Information supplied:
BEGIN

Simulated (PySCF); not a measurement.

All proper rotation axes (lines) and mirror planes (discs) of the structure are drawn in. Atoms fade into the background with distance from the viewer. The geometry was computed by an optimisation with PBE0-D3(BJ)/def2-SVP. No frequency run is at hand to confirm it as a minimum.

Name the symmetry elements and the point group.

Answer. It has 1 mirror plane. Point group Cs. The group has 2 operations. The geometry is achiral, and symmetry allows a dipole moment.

END

Exercise:
A verbatim repeat of all the entries above is the required answer.

Answer section:
Simulated (PySCF); not a measurement.

All proper rotation axes (lines) and mirror planes (discs) of the structure are drawn in. Atoms fade into the background with distance from the viewer. The geometry was computed by an optimisation with PBE0-D3(BJ)/def2-SVP. No frequency run is at hand to confirm it as a minimum.

Name the symmetry elements and the point group.

Answer. It has 1 mirror plane. Point group Cs. The group has 2 operations. The geometry is achiral, and symmetry allows a dipole moment.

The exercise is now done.